Data provided section start
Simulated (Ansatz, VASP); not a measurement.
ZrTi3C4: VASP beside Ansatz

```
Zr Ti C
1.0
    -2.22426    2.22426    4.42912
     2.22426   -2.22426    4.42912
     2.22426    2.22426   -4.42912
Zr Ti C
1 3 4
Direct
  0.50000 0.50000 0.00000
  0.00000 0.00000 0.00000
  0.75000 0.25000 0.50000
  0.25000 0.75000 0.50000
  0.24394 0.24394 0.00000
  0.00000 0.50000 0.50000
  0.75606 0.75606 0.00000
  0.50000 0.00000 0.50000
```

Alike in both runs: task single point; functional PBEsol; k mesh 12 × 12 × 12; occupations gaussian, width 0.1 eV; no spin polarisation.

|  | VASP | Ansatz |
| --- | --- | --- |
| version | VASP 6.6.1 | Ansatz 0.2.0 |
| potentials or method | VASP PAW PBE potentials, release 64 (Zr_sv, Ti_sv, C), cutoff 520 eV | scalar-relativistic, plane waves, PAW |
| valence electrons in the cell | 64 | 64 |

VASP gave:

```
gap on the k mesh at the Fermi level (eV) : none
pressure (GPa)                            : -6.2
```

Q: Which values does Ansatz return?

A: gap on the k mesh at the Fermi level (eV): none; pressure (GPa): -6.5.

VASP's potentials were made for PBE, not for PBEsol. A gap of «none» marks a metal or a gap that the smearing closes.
Data provided section end

## Work order
In the listing above, find the line containing "Ansatz 0.2.0 |" and the line containing "A: gap on the", then repeat those two lines and everything between them exactly.

## Task output
| version | VASP 6.6.1 | Ansatz 0.2.0 |
| potentials or method | VASP PAW PBE potentials, release 64 (Zr_sv, Ti_sv, C), cutoff 520 eV | scalar-relativistic, plane waves, PAW |
| valence electrons in the cell | 64 | 64 |

VASP gave:

```
gap on the k mesh at the Fermi level (eV) : none
pressure (GPa)                            : -6.2
```

Q: Which values does Ansatz return?

A: gap on the k mesh at the Fermi level (eV): none; pressure (GPa): -6.5.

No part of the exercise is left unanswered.